WORK INSTRUCTION:
Only the opening lines of the listing, through the one with "520 | 420 |", are to be retyped, each exactly as it stands.

PROVIDED DATA:
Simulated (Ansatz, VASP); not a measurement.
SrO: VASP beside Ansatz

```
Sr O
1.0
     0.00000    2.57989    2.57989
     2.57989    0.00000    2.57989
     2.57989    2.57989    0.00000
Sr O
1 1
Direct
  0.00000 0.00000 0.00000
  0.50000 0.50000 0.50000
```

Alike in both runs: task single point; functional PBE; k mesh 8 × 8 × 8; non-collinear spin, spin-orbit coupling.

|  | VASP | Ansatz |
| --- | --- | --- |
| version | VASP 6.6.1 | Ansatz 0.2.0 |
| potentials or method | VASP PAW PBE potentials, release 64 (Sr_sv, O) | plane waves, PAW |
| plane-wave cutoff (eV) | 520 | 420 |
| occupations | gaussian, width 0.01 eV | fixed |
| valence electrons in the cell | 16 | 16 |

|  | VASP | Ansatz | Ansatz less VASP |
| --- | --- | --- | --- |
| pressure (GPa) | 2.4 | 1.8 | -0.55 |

RESPONSE BOX:
Simulated (Ansatz, VASP); not a measurement.
SrO: VASP beside Ansatz

```
Sr O
1.0
     0.00000    2.57989    2.57989
     2.57989    0.00000    2.57989
     2.57989    2.57989    0.00000
Sr O
1 1
Direct
  0.00000 0.00000 0.00000
  0.50000 0.50000 0.50000
```

Alike in both runs: task single point; functional PBE; k mesh 8 × 8 × 8; non-collinear spin, spin-orbit coupling.

|  | VASP | Ansatz |
| --- | --- | --- |
| version | VASP 6.6.1 | Ansatz 0.2.0 |
| potentials or method | VASP PAW PBE potentials, release 64 (Sr_sv, O) | plane waves, PAW |
| plane-wave cutoff (eV) | 520 | 420 |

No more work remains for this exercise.